## ASSIGNMENT
An exact transcript of all the records is required, with nothing left out.

## DATASET
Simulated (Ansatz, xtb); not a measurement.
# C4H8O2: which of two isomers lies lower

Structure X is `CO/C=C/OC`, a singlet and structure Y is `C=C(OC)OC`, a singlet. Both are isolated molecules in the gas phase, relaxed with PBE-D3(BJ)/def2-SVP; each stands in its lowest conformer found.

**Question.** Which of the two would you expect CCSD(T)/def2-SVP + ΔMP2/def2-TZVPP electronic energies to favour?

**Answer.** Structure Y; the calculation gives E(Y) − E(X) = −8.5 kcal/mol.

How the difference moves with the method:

## ANSWER BOX
Simulated (Ansatz, xtb); not a measurement.
# C4H8O2: which of two isomers lies lower

Structure X is `CO/C=C/OC`, a singlet and structure Y is `C=C(OC)OC`, a singlet. Both are isolated molecules in the gas phase, relaxed with PBE-D3(BJ)/def2-SVP; each stands in its lowest conformer found.

**Question.** Which of the two would you expect CCSD(T)/def2-SVP + ΔMP2/def2-TZVPP electronic energies to favour?

**Answer.** Structure Y; the calculation gives E(Y) − E(X) = −8.5 kcal/mol.

How the difference moves with the method:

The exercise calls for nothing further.